Beginning with the first line, copy out each line of the material until the line containing "The 4f electrons" has been copied as well.

===== Listed records =====
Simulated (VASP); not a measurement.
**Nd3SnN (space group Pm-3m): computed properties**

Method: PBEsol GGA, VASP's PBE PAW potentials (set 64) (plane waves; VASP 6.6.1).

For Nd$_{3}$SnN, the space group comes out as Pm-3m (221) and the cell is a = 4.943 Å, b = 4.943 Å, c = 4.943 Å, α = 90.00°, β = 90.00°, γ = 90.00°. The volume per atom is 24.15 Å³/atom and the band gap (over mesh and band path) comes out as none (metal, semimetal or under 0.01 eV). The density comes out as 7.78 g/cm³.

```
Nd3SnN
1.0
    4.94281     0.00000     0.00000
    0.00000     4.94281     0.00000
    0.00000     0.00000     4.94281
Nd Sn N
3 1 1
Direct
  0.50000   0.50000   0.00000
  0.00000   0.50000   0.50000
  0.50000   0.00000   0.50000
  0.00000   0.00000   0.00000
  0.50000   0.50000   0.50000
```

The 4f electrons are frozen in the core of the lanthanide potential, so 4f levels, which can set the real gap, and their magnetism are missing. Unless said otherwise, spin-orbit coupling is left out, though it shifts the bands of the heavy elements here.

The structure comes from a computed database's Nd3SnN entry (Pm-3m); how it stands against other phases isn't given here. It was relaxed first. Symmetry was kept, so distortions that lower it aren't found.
=====

* [Solution]:
Simulated (VASP); not a measurement.
**Nd3SnN (space group Pm-3m): computed properties**

Method: PBEsol GGA, VASP's PBE PAW potentials (set 64) (plane waves; VASP 6.6.1).

For Nd$_{3}$SnN, the space group comes out as Pm-3m (221) and the cell is a = 4.943 Å, b = 4.943 Å, c = 4.943 Å, α = 90.00°, β = 90.00°, γ = 90.00°. The volume per atom is 24.15 Å³/atom and the band gap (over mesh and band path) comes out as none (metal, semimetal or under 0.01 eV). The density comes out as 7.78 g/cm³.

```
Nd3SnN
1.0
    4.94281     0.00000     0.00000
    0.00000     4.94281     0.00000
    0.00000     0.00000     4.94281
Nd Sn N
3 1 1
Direct
  0.50000   0.50000   0.00000
  0.00000   0.50000   0.50000
  0.50000   0.00000   0.50000
  0.00000   0.00000   0.00000
  0.50000   0.50000   0.50000
```

The 4f electrons are frozen in the core of the lanthanide potential, so 4f levels, which can set the real gap, and their magnetism are missing. Unless said otherwise, spin-orbit coupling is left out, though it shifts the bands of the heavy elements here.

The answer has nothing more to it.